• _SOURCE DATA_:
# # #

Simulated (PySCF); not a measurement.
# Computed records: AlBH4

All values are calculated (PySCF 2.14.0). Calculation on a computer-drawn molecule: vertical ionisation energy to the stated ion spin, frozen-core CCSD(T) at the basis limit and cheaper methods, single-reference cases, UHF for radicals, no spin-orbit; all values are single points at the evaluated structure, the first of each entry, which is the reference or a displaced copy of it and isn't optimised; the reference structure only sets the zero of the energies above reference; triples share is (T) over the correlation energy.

# # #

• _REQUIREMENT_:
Write out each entry again, word for word.

• _TASK RESPONSE_:
Simulated (PySCF); not a measurement.
# Computed records: AlBH4

All values are calculated (PySCF 2.14.0). Calculation on a computer-drawn molecule: vertical ionisation energy to the stated ion spin, frozen-core CCSD(T) at the basis limit and cheaper methods, single-reference cases, UHF for radicals, no spin-orbit; all values are single points at the evaluated structure, the first of each entry, which is the reference or a displaced copy of it and isn't optimised; the reference structure only sets the zero of the energies above reference; triples share is (T) over the correlation energy.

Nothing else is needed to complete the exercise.